- **ASSIGNED TASK**
Give an exact copy of the lines from the beginning of the listing below to the "Potentials or basis: VASP" line, inclusive.

- **SOURCE DATA**
━━━━━━━━

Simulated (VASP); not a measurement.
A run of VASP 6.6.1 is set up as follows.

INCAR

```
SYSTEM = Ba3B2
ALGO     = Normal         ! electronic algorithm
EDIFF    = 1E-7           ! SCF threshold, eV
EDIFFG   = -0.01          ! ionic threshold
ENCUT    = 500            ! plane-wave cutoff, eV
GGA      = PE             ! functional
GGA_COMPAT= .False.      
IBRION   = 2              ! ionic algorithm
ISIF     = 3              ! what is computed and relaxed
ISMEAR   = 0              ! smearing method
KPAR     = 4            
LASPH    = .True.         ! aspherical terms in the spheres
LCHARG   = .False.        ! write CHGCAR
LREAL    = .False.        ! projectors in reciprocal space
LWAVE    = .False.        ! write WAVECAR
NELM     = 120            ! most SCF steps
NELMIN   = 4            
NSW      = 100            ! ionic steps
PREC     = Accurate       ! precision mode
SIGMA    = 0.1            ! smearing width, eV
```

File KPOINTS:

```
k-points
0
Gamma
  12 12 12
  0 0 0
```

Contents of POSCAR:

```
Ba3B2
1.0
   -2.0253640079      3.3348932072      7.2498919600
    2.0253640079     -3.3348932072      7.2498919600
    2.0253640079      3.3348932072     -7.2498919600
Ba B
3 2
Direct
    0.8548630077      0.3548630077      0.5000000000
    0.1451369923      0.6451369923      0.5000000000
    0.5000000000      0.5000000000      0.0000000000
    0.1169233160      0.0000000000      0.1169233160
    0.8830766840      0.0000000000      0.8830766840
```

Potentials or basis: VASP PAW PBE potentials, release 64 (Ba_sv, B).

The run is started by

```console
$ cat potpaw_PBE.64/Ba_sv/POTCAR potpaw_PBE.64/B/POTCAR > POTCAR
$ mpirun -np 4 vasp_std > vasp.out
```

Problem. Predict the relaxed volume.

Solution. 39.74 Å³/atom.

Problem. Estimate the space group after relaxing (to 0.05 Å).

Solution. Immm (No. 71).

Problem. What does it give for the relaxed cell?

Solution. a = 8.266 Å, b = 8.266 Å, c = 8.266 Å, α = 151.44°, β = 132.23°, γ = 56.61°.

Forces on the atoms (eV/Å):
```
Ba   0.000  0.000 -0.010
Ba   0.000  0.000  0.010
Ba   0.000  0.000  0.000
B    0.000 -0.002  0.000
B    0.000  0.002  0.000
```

━━━━━━━━

- **EXERCISE RESULT**
Simulated (VASP); not a measurement.
A run of VASP 6.6.1 is set up as follows.

INCAR

```
SYSTEM = Ba3B2
ALGO     = Normal         ! electronic algorithm
EDIFF    = 1E-7           ! SCF threshold, eV
EDIFFG   = -0.01          ! ionic threshold
ENCUT    = 500            ! plane-wave cutoff, eV
GGA      = PE             ! functional
GGA_COMPAT= .False.      
IBRION   = 2              ! ionic algorithm
ISIF     = 3              ! what is computed and relaxed
ISMEAR   = 0              ! smearing method
KPAR     = 4            
LASPH    = .True.         ! aspherical terms in the spheres
LCHARG   = .False.        ! write CHGCAR
LREAL    = .False.        ! projectors in reciprocal space
LWAVE    = .False.        ! write WAVECAR
NELM     = 120            ! most SCF steps
NELMIN   = 4            
NSW      = 100            ! ionic steps
PREC     = Accurate       ! precision mode
SIGMA    = 0.1            ! smearing width, eV
```

File KPOINTS:

```
k-points
0
Gamma
  12 12 12
  0 0 0
```

Contents of POSCAR:

```
Ba3B2
1.0
   -2.0253640079      3.3348932072      7.2498919600
    2.0253640079     -3.3348932072      7.2498919600
    2.0253640079      3.3348932072     -7.2498919600
Ba B
3 2
Direct
    0.8548630077      0.3548630077      0.5000000000
    0.1451369923      0.6451369923      0.5000000000
    0.5000000000      0.5000000000      0.0000000000
    0.1169233160      0.0000000000      0.1169233160
    0.8830766840      0.0000000000      0.8830766840
```

Potentials or basis: VASP PAW PBE potentials, release 64 (Ba_sv, B).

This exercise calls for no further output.